===== INFORMATION PROVIDED =====

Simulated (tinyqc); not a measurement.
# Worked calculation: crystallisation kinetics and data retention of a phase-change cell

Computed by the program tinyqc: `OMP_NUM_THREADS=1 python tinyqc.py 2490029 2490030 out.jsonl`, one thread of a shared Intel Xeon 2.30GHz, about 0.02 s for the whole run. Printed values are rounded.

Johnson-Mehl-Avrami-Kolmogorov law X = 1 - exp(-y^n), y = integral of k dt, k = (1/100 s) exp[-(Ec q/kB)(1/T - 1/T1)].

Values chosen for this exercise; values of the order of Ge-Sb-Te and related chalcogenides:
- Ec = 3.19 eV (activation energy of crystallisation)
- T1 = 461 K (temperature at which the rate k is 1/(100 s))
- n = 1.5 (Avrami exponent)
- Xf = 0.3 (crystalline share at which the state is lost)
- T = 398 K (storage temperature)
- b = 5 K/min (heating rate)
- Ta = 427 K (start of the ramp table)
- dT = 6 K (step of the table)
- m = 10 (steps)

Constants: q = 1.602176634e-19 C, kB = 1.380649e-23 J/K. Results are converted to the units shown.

=====

WORK INSTRUCTION. Reproduce exactly the lines from the beginning of the entries above up to and including the line that contains "- m = 10 (steps)".

RESPONSE.
Simulated (tinyqc); not a measurement.
# Worked calculation: crystallisation kinetics and data retention of a phase-change cell

Computed by the program tinyqc: `OMP_NUM_THREADS=1 python tinyqc.py 2490029 2490030 out.jsonl`, one thread of a shared Intel Xeon 2.30GHz, about 0.02 s for the whole run. Printed values are rounded.

Johnson-Mehl-Avrami-Kolmogorov law X = 1 - exp(-y^n), y = integral of k dt, k = (1/100 s) exp[-(Ec q/kB)(1/T - 1/T1)].

Values chosen for this exercise; values of the order of Ge-Sb-Te and related chalcogenides:
- Ec = 3.19 eV (activation energy of crystallisation)
- T1 = 461 K (temperature at which the rate k is 1/(100 s))
- n = 1.5 (Avrami exponent)
- Xf = 0.3 (crystalline share at which the state is lost)
- T = 398 K (storage temperature)
- b = 5 K/min (heating rate)
- Ta = 427 K (start of the ramp table)
- dT = 6 K (step of the table)
- m = 10 (steps)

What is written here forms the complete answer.